### Data section
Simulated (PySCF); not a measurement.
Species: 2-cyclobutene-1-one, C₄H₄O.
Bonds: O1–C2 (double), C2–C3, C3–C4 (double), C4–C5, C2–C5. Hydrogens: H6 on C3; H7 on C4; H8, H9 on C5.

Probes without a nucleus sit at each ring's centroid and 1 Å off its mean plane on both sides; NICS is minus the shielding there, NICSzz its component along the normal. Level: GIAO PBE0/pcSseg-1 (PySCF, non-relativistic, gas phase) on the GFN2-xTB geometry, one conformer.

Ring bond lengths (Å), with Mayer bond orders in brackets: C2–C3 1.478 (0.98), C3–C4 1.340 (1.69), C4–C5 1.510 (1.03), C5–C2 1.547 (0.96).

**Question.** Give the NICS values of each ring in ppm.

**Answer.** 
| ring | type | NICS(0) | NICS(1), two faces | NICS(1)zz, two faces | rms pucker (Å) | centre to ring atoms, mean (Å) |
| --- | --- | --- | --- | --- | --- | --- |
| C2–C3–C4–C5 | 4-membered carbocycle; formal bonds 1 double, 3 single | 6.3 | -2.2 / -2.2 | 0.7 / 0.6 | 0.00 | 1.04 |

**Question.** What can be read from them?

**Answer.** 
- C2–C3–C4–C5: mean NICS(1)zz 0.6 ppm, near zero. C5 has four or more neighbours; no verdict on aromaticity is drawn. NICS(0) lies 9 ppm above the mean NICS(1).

### Requirement
Nothing should appear in the answer except the lines above from the line with "Species: 2-cyclobutene-1-one, C₄H₄O." through the line with "atoms, mean (Å) |", both included, written out exactly.

### Written answer
Species: 2-cyclobutene-1-one, C₄H₄O.
Bonds: O1–C2 (double), C2–C3, C3–C4 (double), C4–C5, C2–C5. Hydrogens: H6 on C3; H7 on C4; H8, H9 on C5.

Probes without a nucleus sit at each ring's centroid and 1 Å off its mean plane on both sides; NICS is minus the shielding there, NICSzz its component along the normal. Level: GIAO PBE0/pcSseg-1 (PySCF, non-relativistic, gas phase) on the GFN2-xTB geometry, one conformer.

Ring bond lengths (Å), with Mayer bond orders in brackets: C2–C3 1.478 (0.98), C3–C4 1.340 (1.69), C4–C5 1.510 (1.03), C5–C2 1.547 (0.96).

**Question.** Give the NICS values of each ring in ppm.

**Answer.** 
| ring | type | NICS(0) | NICS(1), two faces | NICS(1)zz, two faces | rms pucker (Å) | centre to ring atoms, mean (Å) |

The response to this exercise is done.